- Brief: From the first entry to the last, repeat the listing exactly.

[Opening Given data section]

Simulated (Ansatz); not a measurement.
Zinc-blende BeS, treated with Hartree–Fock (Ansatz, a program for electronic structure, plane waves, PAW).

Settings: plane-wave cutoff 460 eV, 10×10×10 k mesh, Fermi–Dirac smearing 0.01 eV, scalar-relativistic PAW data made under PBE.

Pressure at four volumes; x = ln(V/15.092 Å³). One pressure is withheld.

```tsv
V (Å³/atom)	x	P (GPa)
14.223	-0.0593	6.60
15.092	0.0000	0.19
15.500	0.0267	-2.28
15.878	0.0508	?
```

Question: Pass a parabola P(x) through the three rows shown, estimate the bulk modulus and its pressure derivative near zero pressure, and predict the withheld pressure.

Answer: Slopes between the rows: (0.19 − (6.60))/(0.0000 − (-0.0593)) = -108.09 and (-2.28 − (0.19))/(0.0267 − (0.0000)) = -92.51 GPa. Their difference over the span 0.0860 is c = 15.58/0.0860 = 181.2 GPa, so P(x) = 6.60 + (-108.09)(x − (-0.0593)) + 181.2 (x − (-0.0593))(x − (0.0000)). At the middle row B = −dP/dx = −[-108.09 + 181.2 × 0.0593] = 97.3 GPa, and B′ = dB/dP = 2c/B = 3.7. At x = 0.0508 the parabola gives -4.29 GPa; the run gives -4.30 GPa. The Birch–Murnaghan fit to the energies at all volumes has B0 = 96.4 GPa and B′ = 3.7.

[Closing Given data section]

- Response area:
Simulated (Ansatz); not a measurement.
Zinc-blende BeS, treated with Hartree–Fock (Ansatz, a program for electronic structure, plane waves, PAW).

Settings: plane-wave cutoff 460 eV, 10×10×10 k mesh, Fermi–Dirac smearing 0.01 eV, scalar-relativistic PAW data made under PBE.

Pressure at four volumes; x = ln(V/15.092 Å³). One pressure is withheld.

```tsv
V (Å³/atom)	x	P (GPa)
14.223	-0.0593	6.60
15.092	0.0000	0.19
15.500	0.0267	-2.28
15.878	0.0508	?
```

Question: Pass a parabola P(x) through the three rows shown, estimate the bulk modulus and its pressure derivative near zero pressure, and predict the withheld pressure.

Answer: Slopes between the rows: (0.19 − (6.60))/(0.0000 − (-0.0593)) = -108.09 and (-2.28 − (0.19))/(0.0267 − (0.0000)) = -92.51 GPa. Their difference over the span 0.0860 is c = 15.58/0.0860 = 181.2 GPa, so P(x) = 6.60 + (-108.09)(x − (-0.0593)) + 181.2 (x − (-0.0593))(x − (0.0000)). At the middle row B = −dP/dx = −[-108.09 + 181.2 × 0.0593] = 97.3 GPa, and B′ = dB/dP = 2c/B = 3.7. At x = 0.0508 the parabola gives -4.29 GPa; the run gives -4.30 GPa. The Birch–Murnaghan fit to the energies at all volumes has B0 = 96.4 GPa and B′ = 3.7.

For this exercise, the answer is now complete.